· · ·

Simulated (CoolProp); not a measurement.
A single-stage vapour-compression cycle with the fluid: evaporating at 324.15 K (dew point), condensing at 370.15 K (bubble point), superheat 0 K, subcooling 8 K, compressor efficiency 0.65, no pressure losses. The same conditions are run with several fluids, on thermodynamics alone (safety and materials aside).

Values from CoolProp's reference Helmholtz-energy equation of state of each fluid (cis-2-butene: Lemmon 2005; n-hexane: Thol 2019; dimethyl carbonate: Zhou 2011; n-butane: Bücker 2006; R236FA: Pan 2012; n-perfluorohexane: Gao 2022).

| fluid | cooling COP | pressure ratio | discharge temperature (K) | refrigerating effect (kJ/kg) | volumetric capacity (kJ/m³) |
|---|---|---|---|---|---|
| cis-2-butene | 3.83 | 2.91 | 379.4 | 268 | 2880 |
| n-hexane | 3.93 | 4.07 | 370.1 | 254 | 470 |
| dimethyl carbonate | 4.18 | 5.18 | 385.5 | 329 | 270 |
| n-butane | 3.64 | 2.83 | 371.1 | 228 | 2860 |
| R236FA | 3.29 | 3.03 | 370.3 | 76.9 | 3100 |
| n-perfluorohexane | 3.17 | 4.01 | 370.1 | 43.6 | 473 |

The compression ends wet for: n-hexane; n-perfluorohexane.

· · ·

Required action:
Repeat exactly the lines above from the one with "76.9 | 3100 |" up to and including the one with "43.6 | 473 |". No other line belongs in the reply.

Written reply:
| R236FA | 3.29 | 3.03 | 370.3 | 76.9 | 3100 |
| n-perfluorohexane | 3.17 | 4.01 | 370.1 | 43.6 | 473 |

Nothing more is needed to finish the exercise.